→ The data:
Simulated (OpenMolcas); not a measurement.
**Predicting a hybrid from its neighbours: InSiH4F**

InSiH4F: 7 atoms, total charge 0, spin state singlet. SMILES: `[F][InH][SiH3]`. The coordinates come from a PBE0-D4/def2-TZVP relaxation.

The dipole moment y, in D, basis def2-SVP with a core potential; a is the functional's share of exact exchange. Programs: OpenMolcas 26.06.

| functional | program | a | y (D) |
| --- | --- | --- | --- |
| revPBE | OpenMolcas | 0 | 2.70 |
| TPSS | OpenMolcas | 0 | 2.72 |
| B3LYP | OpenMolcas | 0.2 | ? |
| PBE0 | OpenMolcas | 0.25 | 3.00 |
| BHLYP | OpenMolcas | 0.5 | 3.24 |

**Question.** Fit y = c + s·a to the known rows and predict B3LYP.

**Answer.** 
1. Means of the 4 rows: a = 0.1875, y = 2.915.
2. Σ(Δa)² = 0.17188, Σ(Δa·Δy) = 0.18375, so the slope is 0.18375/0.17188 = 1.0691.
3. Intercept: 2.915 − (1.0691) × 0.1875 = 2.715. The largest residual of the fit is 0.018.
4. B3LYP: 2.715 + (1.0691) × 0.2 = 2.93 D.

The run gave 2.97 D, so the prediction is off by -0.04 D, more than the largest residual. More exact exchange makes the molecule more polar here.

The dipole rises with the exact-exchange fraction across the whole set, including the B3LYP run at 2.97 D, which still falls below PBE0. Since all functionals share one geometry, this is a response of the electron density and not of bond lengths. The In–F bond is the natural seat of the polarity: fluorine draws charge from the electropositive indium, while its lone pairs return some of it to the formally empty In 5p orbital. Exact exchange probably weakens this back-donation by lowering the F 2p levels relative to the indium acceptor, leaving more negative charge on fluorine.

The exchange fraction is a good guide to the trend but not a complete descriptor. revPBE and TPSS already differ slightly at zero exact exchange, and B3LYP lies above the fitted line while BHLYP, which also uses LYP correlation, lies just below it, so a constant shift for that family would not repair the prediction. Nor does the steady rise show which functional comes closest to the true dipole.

→ Requirement:
In the reply, include exactly the lines from the beginning of the entries above through the line holding "2. Σ(Δa)² = 0.17188, Σ(Δa·Δy)", and nothing besides.

→ Answer section:
Simulated (OpenMolcas); not a measurement.
**Predicting a hybrid from its neighbours: InSiH4F**

InSiH4F: 7 atoms, total charge 0, spin state singlet. SMILES: `[F][InH][SiH3]`. The coordinates come from a PBE0-D4/def2-TZVP relaxation.

The dipole moment y, in D, basis def2-SVP with a core potential; a is the functional's share of exact exchange. Programs: OpenMolcas 26.06.

| functional | program | a | y (D) |
| --- | --- | --- | --- |
| revPBE | OpenMolcas | 0 | 2.70 |
| TPSS | OpenMolcas | 0 | 2.72 |
| B3LYP | OpenMolcas | 0.2 | ? |
| PBE0 | OpenMolcas | 0.25 | 3.00 |
| BHLYP | OpenMolcas | 0.5 | 3.24 |

**Question.** Fit y = c + s·a to the known rows and predict B3LYP.

**Answer.** 
1. Means of the 4 rows: a = 0.1875, y = 2.915.
2. Σ(Δa)² = 0.17188, Σ(Δa·Δy) = 0.18375, so the slope is 0.18375/0.17188 = 1.0691.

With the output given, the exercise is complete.